Assigned task - Each record should appear again in the response exactly as it does in the original.

********
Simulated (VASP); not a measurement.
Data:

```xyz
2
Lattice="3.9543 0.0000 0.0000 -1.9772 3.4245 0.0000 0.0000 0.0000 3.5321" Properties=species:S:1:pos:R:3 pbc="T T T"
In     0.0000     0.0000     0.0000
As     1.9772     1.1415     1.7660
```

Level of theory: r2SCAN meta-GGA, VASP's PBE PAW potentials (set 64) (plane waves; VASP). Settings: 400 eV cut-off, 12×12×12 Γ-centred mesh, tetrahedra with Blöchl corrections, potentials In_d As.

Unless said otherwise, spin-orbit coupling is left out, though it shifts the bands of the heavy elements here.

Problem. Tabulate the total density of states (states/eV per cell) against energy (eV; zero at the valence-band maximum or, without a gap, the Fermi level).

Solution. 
********

Exercise answer -
Simulated (VASP); not a measurement.
Data:

```xyz
2
Lattice="3.9543 0.0000 0.0000 -1.9772 3.4245 0.0000 0.0000 0.0000 3.5321" Properties=species:S:1:pos:R:3 pbc="T T T"
In     0.0000     0.0000     0.0000
As     1.9772     1.1415     1.7660
```

Level of theory: r2SCAN meta-GGA, VASP's PBE PAW potentials (set 64) (plane waves; VASP). Settings: 400 eV cut-off, 12×12×12 Γ-centred mesh, tetrahedra with Blöchl corrections, potentials In_d As.

Unless said otherwise, spin-orbit coupling is left out, though it shifts the bands of the heavy elements here.

Problem. Tabulate the total density of states (states/eV per cell) against energy (eV; zero at the valence-band maximum or, without a gap, the Fermi level).

Solution. 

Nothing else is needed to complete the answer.